## Work task
Copy out each record below, exactly as given.

========

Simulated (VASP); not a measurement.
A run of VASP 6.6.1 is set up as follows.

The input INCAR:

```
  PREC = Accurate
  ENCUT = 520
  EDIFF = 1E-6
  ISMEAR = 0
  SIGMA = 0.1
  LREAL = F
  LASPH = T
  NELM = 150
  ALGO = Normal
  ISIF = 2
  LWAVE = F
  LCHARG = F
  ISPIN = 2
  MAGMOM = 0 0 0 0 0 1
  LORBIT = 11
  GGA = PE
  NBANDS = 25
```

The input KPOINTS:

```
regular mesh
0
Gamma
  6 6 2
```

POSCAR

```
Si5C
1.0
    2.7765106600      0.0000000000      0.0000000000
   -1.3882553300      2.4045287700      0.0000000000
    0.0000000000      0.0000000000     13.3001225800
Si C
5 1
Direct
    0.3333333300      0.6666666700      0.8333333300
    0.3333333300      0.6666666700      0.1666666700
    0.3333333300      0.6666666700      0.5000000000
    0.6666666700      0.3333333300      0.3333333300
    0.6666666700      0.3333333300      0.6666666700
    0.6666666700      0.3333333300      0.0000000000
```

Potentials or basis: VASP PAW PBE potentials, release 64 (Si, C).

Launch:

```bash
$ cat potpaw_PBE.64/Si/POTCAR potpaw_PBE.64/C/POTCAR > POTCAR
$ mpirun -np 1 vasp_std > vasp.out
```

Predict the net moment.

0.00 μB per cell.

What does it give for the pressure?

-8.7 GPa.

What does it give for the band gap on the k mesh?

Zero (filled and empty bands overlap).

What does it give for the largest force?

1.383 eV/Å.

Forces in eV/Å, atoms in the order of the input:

========

## Exercise answer
Simulated (VASP); not a measurement.
A run of VASP 6.6.1 is set up as follows.

The input INCAR:

```
  PREC = Accurate
  ENCUT = 520
  EDIFF = 1E-6
  ISMEAR = 0
  SIGMA = 0.1
  LREAL = F
  LASPH = T
  NELM = 150
  ALGO = Normal
  ISIF = 2
  LWAVE = F
  LCHARG = F
  ISPIN = 2
  MAGMOM = 0 0 0 0 0 1
  LORBIT = 11
  GGA = PE
  NBANDS = 25
```

The input KPOINTS:

```
regular mesh
0
Gamma
  6 6 2
```

POSCAR

```
Si5C
1.0
    2.7765106600      0.0000000000      0.0000000000
   -1.3882553300      2.4045287700      0.0000000000
    0.0000000000      0.0000000000     13.3001225800
Si C
5 1
Direct
    0.3333333300      0.6666666700      0.8333333300
    0.3333333300      0.6666666700      0.1666666700
    0.3333333300      0.6666666700      0.5000000000
    0.6666666700      0.3333333300      0.3333333300
    0.6666666700      0.3333333300      0.6666666700
    0.6666666700      0.3333333300      0.0000000000
```

Potentials or basis: VASP PAW PBE potentials, release 64 (Si, C).

Launch:

```bash
$ cat potpaw_PBE.64/Si/POTCAR potpaw_PBE.64/C/POTCAR > POTCAR
$ mpirun -np 1 vasp_std > vasp.out
```

Predict the net moment.

0.00 μB per cell.

What does it give for the pressure?

-8.7 GPa.

What does it give for the band gap on the k mesh?

Zero (filled and empty bands overlap).

What does it give for the largest force?

1.383 eV/Å.

Forces in eV/Å, atoms in the order of the input:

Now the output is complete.